> _WORK REQUEST_:
In this exercise, reproduce the whole listing exactly.

> _DATA FOR REVIEW_:
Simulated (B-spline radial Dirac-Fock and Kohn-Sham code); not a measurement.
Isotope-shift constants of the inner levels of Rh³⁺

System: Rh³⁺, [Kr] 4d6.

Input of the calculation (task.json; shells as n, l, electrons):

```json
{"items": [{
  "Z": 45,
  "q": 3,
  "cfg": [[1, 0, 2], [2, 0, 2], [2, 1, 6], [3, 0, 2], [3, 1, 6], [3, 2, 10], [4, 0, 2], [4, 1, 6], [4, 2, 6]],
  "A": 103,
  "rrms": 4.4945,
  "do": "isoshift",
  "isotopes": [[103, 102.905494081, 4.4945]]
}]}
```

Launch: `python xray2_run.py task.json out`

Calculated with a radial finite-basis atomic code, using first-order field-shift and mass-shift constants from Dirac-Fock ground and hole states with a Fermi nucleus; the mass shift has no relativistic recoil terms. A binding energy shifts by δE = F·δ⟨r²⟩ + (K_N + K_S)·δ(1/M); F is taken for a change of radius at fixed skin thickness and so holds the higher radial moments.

> _REPLY_:
Simulated (B-spline radial Dirac-Fock and Kohn-Sham code); not a measurement.
Isotope-shift constants of the inner levels of Rh³⁺

System: Rh³⁺, [Kr] 4d6.

Input of the calculation (task.json; shells as n, l, electrons):

```json
{"items": [{
  "Z": 45,
  "q": 3,
  "cfg": [[1, 0, 2], [2, 0, 2], [2, 1, 6], [3, 0, 2], [3, 1, 6], [3, 2, 10], [4, 0, 2], [4, 1, 6], [4, 2, 6]],
  "A": 103,
  "rrms": 4.4945,
  "do": "isoshift",
  "isotopes": [[103, 102.905494081, 4.4945]]
}]}
```

Launch: `python xray2_run.py task.json out`

Calculated with a radial finite-basis atomic code, using first-order field-shift and mass-shift constants from Dirac-Fock ground and hole states with a Fermi nucleus; the mass shift has no relativistic recoil terms. A binding energy shifts by δE = F·δ⟨r²⟩ + (K_N + K_S)·δ(1/M); F is taken for a change of radius at fixed skin thickness and so holds the higher radial moments.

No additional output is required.